• Brief:
For the records that follow, please set down exactly the lines between the one holding "The picture shows" and the one holding "Part 2: States by energy", inclusive, and only those.

*** Opening Input data ***
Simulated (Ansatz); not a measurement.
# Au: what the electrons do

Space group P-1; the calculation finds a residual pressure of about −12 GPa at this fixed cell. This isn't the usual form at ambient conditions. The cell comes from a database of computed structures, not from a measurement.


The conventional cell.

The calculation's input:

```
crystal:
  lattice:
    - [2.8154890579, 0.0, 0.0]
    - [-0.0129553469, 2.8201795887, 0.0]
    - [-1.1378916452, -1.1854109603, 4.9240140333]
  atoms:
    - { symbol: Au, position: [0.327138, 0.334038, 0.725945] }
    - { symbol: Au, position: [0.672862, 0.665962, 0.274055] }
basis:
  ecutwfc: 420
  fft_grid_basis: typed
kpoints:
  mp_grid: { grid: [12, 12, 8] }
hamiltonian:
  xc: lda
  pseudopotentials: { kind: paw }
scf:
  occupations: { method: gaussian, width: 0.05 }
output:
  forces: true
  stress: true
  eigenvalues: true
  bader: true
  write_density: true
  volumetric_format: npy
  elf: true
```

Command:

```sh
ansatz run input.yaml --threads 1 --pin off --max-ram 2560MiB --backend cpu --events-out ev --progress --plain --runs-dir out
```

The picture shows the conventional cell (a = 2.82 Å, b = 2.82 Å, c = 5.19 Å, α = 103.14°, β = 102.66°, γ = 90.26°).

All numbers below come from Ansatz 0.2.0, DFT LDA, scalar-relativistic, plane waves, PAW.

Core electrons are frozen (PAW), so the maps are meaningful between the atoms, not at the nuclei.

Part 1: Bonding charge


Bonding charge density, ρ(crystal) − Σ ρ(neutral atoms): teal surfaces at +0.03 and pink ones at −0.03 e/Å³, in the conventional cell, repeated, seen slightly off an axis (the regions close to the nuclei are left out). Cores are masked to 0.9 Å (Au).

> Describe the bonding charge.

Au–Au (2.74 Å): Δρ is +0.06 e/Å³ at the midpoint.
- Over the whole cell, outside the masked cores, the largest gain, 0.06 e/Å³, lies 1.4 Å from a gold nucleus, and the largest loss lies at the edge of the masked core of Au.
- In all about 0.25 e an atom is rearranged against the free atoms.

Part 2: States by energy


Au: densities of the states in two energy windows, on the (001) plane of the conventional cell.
*** Closing Input data ***

• Your solution:
The picture shows the conventional cell (a = 2.82 Å, b = 2.82 Å, c = 5.19 Å, α = 103.14°, β = 102.66°, γ = 90.26°).

All numbers below come from Ansatz 0.2.0, DFT LDA, scalar-relativistic, plane waves, PAW.

Core electrons are frozen (PAW), so the maps are meaningful between the atoms, not at the nuclei.

Part 1: Bonding charge


Bonding charge density, ρ(crystal) − Σ ρ(neutral atoms): teal surfaces at +0.03 and pink ones at −0.03 e/Å³, in the conventional cell, repeated, seen slightly off an axis (the regions close to the nuclei are left out). Cores are masked to 0.9 Å (Au).

> Describe the bonding charge.

Au–Au (2.74 Å): Δρ is +0.06 e/Å³ at the midpoint.
- Over the whole cell, outside the masked cores, the largest gain, 0.06 e/Å³, lies 1.4 Å from a gold nucleus, and the largest loss lies at the edge of the masked core of Au.
- In all about 0.25 e an atom is rearranged against the free atoms.

Part 2: States by energy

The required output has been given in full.